Assigned task -
Below are some entries; write out each one of them exactly.

BEGIN Exercise data

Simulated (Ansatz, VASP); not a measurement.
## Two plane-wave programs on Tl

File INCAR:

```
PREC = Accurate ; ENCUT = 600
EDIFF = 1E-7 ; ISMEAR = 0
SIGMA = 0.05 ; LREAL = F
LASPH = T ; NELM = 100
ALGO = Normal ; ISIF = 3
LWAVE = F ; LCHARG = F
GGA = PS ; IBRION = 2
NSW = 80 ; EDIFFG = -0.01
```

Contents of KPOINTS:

END Exercise data

Written response -
Simulated (Ansatz, VASP); not a measurement.
## Two plane-wave programs on Tl

File INCAR:

```
PREC = Accurate ; ENCUT = 600
EDIFF = 1E-7 ; ISMEAR = 0
SIGMA = 0.05 ; LREAL = F
LASPH = T ; NELM = 100
ALGO = Normal ; ISIF = 3
LWAVE = F ; LCHARG = F
GGA = PS ; IBRION = 2
NSW = 80 ; EDIFFG = -0.01
```

Contents of KPOINTS:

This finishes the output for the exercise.